→ **Work order**: Your answer should be the lines below from the one holding "Gaps are read" through the one holding "Q: The settings", copied exactly and with nothing else.

→ **Recorded data**:
*-*-*

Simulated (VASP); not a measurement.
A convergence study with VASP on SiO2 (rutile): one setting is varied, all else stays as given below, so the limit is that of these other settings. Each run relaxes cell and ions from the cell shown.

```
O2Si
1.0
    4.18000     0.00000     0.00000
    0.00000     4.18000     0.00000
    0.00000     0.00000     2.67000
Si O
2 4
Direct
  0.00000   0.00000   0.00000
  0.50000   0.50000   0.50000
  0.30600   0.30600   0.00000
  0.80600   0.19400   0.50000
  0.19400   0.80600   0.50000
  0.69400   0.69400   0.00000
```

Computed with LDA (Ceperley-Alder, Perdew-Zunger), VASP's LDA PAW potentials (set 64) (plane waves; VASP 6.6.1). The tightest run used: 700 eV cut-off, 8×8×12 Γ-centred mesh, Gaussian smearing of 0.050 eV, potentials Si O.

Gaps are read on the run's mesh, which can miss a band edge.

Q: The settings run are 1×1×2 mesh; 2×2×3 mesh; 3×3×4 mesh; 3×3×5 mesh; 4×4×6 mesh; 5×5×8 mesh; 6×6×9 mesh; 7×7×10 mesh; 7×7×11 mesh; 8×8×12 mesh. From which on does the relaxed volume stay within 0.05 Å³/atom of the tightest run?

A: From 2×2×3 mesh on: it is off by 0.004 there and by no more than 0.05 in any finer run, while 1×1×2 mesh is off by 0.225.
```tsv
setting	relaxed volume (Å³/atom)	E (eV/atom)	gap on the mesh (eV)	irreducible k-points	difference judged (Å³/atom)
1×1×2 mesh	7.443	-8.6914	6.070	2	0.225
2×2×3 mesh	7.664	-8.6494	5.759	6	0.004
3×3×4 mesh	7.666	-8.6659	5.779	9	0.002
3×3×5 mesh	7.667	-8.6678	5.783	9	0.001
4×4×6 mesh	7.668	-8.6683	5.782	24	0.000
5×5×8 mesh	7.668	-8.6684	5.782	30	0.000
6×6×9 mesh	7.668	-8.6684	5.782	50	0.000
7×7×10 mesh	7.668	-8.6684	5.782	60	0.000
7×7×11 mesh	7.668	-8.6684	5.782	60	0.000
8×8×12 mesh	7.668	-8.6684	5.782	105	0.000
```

*-*-*

→ **Your response**:
Gaps are read on the run's mesh, which can miss a band edge.

Q: The settings run are 1×1×2 mesh; 2×2×3 mesh; 3×3×4 mesh; 3×3×5 mesh; 4×4×6 mesh; 5×5×8 mesh; 6×6×9 mesh; 7×7×10 mesh; 7×7×11 mesh; 8×8×12 mesh. From which on does the relaxed volume stay within 0.05 Å³/atom of the tightest run?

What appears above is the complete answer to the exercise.